[Opening Excerpted records section]
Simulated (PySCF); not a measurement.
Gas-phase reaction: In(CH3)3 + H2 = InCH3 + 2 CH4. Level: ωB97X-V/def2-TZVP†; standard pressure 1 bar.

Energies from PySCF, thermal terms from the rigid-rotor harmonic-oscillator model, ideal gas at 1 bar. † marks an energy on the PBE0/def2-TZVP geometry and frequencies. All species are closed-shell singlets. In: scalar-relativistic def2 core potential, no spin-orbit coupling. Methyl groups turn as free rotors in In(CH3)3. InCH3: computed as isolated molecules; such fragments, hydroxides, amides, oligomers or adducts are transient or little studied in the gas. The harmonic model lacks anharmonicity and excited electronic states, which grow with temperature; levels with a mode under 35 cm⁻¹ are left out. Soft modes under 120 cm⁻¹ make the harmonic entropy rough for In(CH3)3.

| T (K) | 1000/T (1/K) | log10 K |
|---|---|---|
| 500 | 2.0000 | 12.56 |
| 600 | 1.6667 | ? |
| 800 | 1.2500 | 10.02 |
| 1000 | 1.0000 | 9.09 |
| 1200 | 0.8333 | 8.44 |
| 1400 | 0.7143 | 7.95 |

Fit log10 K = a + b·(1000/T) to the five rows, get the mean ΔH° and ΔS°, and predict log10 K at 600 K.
[Closing Excerpted records section]

Take the lines from the first line of the listing up to and including the line with "0.7143 | 7.95 |" and give them again exactly.

Simulated (PySCF); not a measurement.
Gas-phase reaction: In(CH3)3 + H2 = InCH3 + 2 CH4. Level: ωB97X-V/def2-TZVP†; standard pressure 1 bar.

Energies from PySCF, thermal terms from the rigid-rotor harmonic-oscillator model, ideal gas at 1 bar. † marks an energy on the PBE0/def2-TZVP geometry and frequencies. All species are closed-shell singlets. In: scalar-relativistic def2 core potential, no spin-orbit coupling. Methyl groups turn as free rotors in In(CH3)3. InCH3: computed as isolated molecules; such fragments, hydroxides, amides, oligomers or adducts are transient or little studied in the gas. The harmonic model lacks anharmonicity and excited electronic states, which grow with temperature; levels with a mode under 35 cm⁻¹ are left out. Soft modes under 120 cm⁻¹ make the harmonic entropy rough for In(CH3)3.

| T (K) | 1000/T (1/K) | log10 K |
|---|---|---|
| 500 | 2.0000 | 12.56 |
| 600 | 1.6667 | ? |
| 800 | 1.2500 | 10.02 |
| 1000 | 1.0000 | 9.09 |
| 1200 | 0.8333 | 8.44 |
| 1400 | 0.7143 | 7.95 |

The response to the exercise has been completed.